------------------------

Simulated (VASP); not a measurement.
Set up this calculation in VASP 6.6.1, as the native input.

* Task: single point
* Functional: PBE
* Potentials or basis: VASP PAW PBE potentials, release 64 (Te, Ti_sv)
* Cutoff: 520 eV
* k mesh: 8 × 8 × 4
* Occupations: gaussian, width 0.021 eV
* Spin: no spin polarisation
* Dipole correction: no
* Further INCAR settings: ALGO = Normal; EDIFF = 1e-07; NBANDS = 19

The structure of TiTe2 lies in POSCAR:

------------------------

Requirement: Every record above is to be transcribed exactly.

Written solution:
Simulated (VASP); not a measurement.
Set up this calculation in VASP 6.6.1, as the native input.

* Task: single point
* Functional: PBE
* Potentials or basis: VASP PAW PBE potentials, release 64 (Te, Ti_sv)
* Cutoff: 520 eV
* k mesh: 8 × 8 × 4
* Occupations: gaussian, width 0.021 eV
* Spin: no spin polarisation
* Dipole correction: no
* Further INCAR settings: ALGO = Normal; EDIFF = 1e-07; NBANDS = 19

The structure of TiTe2 lies in POSCAR:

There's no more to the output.